◆ **Exercise**
Your reply should be the full listing, copied exactly.

+++ Information

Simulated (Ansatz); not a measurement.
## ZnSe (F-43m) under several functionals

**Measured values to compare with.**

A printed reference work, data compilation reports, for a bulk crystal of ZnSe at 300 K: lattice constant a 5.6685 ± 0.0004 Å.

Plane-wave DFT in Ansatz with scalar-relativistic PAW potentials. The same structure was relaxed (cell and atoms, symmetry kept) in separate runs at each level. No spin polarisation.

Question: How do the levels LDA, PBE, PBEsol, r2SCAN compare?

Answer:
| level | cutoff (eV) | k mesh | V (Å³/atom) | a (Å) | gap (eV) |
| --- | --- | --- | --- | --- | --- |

++++++

◆ **Written response**
Simulated (Ansatz); not a measurement.
## ZnSe (F-43m) under several functionals

**Measured values to compare with.**

A printed reference work, data compilation reports, for a bulk crystal of ZnSe at 300 K: lattice constant a 5.6685 ± 0.0004 Å.

Plane-wave DFT in Ansatz with scalar-relativistic PAW potentials. The same structure was relaxed (cell and atoms, symmetry kept) in separate runs at each level. No spin polarisation.

Question: How do the levels LDA, PBE, PBEsol, r2SCAN compare?

Answer:
| level | cutoff (eV) | k mesh | V (Å³/atom) | a (Å) | gap (eV) |
| --- | --- | --- | --- | --- | --- |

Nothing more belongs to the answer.